◆ **DATASET EXTRACT**:
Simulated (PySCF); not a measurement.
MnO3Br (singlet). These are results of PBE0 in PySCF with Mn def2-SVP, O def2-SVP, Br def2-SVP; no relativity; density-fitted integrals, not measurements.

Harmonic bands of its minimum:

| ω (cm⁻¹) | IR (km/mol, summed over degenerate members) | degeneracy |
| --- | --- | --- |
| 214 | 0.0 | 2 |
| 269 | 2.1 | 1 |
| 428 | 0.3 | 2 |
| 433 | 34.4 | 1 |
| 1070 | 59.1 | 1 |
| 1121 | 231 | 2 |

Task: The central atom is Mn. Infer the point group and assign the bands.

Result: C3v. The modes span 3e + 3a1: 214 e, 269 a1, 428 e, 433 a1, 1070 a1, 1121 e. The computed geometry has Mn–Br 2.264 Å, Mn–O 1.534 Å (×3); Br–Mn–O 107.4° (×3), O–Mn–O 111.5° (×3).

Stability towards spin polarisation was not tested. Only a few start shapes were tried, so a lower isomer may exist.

◆ **ASSIGNED TASK**: Only the lines from the first line of the material above through the line that contains "Result: C3v. The" should be quoted, each one exactly.

◆ **EXERCISE RESPONSE**:
Simulated (PySCF); not a measurement.
MnO3Br (singlet). These are results of PBE0 in PySCF with Mn def2-SVP, O def2-SVP, Br def2-SVP; no relativity; density-fitted integrals, not measurements.

Harmonic bands of its minimum:

| ω (cm⁻¹) | IR (km/mol, summed over degenerate members) | degeneracy |
| --- | --- | --- |
| 214 | 0.0 | 2 |
| 269 | 2.1 | 1 |
| 428 | 0.3 | 2 |
| 433 | 34.4 | 1 |
| 1070 | 59.1 | 1 |
| 1121 | 231 | 2 |

Task: The central atom is Mn. Infer the point group and assign the bands.

Result: C3v. The modes span 3e + 3a1: 214 e, 269 a1, 428 e, 433 a1, 1070 a1, 1121 e. The computed geometry has Mn–Br 2.264 Å, Mn–O 1.534 Å (×3); Br–Mn–O 107.4° (×3), O–Mn–O 111.5° (×3).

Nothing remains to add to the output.